- [ASSIGNMENT]:
Once you reach the line that holds "The structure below" in the listing below, output it and every line after it through the line that holds "This is the conventional cell.", word for word.

- [EXCERPTED RECORDS]:
------------------------------------------------

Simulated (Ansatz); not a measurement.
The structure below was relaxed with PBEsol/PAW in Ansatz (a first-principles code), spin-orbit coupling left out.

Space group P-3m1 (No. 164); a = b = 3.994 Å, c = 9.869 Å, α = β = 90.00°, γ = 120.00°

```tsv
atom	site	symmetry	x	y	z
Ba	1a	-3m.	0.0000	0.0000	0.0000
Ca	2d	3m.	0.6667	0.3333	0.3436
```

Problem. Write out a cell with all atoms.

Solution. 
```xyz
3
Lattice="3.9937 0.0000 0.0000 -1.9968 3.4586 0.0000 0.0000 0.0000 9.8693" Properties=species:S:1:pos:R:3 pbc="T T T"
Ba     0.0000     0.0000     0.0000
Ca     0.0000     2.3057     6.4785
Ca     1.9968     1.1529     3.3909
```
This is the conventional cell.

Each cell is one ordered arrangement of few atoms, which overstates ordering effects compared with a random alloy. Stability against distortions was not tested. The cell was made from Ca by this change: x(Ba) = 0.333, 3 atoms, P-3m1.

------------------------------------------------

- [RESPONSE AREA]:
The structure below was relaxed with PBEsol/PAW in Ansatz (a first-principles code), spin-orbit coupling left out.

Space group P-3m1 (No. 164); a = b = 3.994 Å, c = 9.869 Å, α = β = 90.00°, γ = 120.00°

```tsv
atom	site	symmetry	x	y	z
Ba	1a	-3m.	0.0000	0.0000	0.0000
Ca	2d	3m.	0.6667	0.3333	0.3436
```

Problem. Write out a cell with all atoms.

Solution. 
```xyz
3
Lattice="3.9937 0.0000 0.0000 -1.9968 3.4586 0.0000 0.0000 0.0000 9.8693" Properties=species:S:1:pos:R:3 pbc="T T T"
Ba     0.0000     0.0000     0.0000
Ca     0.0000     2.3057     6.4785
Ca     1.9968     1.1529     3.3909
```
This is the conventional cell.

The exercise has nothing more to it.